####

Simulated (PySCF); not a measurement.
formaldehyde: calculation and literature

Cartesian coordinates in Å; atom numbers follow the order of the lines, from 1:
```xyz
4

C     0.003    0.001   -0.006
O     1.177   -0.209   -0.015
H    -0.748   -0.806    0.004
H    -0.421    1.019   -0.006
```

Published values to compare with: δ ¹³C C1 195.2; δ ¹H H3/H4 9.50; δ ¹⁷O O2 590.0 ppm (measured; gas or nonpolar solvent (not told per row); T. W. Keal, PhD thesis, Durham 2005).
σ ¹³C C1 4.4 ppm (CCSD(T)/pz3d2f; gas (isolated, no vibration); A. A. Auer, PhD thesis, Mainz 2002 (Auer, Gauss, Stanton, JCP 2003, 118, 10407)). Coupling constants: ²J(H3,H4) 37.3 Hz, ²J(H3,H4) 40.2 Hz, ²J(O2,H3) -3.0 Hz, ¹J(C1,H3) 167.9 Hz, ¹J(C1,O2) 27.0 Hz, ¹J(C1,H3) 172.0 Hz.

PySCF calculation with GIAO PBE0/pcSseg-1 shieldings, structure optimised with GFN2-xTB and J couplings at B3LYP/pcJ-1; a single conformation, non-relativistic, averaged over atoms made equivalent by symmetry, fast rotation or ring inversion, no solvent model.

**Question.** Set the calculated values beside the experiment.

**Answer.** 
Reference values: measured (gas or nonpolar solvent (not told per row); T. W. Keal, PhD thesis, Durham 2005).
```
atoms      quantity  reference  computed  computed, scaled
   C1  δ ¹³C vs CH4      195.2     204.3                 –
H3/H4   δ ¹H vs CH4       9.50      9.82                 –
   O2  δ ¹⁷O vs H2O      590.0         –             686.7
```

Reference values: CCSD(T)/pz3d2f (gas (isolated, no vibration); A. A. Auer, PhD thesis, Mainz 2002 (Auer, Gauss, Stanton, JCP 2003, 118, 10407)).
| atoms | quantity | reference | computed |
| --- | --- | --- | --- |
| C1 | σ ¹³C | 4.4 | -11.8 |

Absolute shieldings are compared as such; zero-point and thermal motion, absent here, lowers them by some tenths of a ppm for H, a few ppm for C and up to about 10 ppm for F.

####

→ **Assigned task**: From the data above, return every line from the line that has "Published values to" up to and including the line that has "σ ¹³C C1 4.4", exactly.

→ **Exercise answer**:
Published values to compare with: δ ¹³C C1 195.2; δ ¹H H3/H4 9.50; δ ¹⁷O O2 590.0 ppm (measured; gas or nonpolar solvent (not told per row); T. W. Keal, PhD thesis, Durham 2005).
σ ¹³C C1 4.4 ppm (CCSD(T)/pz3d2f; gas (isolated, no vibration); A. A. Auer, PhD thesis, Mainz 2002 (Auer, Gauss, Stanton, JCP 2003, 118, 10407)). Coupling constants: ²J(H3,H4) 37.3 Hz, ²J(H3,H4) 40.2 Hz, ²J(O2,H3) -3.0 Hz, ¹J(C1,H3) 167.9 Hz, ¹J(C1,O2) 27.0 Hz, ¹J(C1,H3) 172.0 Hz.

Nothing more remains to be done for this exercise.